_GIVEN DATA:_
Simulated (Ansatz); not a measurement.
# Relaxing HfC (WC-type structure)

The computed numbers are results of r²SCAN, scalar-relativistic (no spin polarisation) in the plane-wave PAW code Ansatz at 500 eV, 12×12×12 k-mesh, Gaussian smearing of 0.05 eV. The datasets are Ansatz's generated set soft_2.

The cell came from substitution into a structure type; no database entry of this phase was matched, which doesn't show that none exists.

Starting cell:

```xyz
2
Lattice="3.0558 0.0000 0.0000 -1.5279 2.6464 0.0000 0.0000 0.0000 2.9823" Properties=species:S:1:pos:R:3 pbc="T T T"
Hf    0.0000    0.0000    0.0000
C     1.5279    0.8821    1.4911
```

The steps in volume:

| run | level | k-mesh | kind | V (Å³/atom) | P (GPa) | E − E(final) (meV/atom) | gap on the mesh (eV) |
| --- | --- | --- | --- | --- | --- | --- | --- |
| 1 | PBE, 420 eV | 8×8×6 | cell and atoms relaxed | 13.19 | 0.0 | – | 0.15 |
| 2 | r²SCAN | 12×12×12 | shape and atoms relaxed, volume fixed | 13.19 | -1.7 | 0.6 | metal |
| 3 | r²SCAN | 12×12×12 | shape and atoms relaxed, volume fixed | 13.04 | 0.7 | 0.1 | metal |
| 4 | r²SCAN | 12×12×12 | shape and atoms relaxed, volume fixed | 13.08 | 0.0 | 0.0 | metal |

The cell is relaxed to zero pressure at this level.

_ACTION ITEM:_
All of the material above is to be retyped word for word.

_WRITTEN SOLUTION:_
Simulated (Ansatz); not a measurement.
# Relaxing HfC (WC-type structure)

The computed numbers are results of r²SCAN, scalar-relativistic (no spin polarisation) in the plane-wave PAW code Ansatz at 500 eV, 12×12×12 k-mesh, Gaussian smearing of 0.05 eV. The datasets are Ansatz's generated set soft_2.

The cell came from substitution into a structure type; no database entry of this phase was matched, which doesn't show that none exists.

Starting cell:

```xyz
2
Lattice="3.0558 0.0000 0.0000 -1.5279 2.6464 0.0000 0.0000 0.0000 2.9823" Properties=species:S:1:pos:R:3 pbc="T T T"
Hf    0.0000    0.0000    0.0000
C     1.5279    0.8821    1.4911
```

The steps in volume:

| run | level | k-mesh | kind | V (Å³/atom) | P (GPa) | E − E(final) (meV/atom) | gap on the mesh (eV) |
| --- | --- | --- | --- | --- | --- | --- | --- |
| 1 | PBE, 420 eV | 8×8×6 | cell and atoms relaxed | 13.19 | 0.0 | – | 0.15 |
| 2 | r²SCAN | 12×12×12 | shape and atoms relaxed, volume fixed | 13.19 | -1.7 | 0.6 | metal |
| 3 | r²SCAN | 12×12×12 | shape and atoms relaxed, volume fixed | 13.04 | 0.7 | 0.1 | metal |
| 4 | r²SCAN | 12×12×12 | shape and atoms relaxed, volume fixed | 13.08 | 0.0 | 0.0 | metal |

The cell is relaxed to zero pressure at this level.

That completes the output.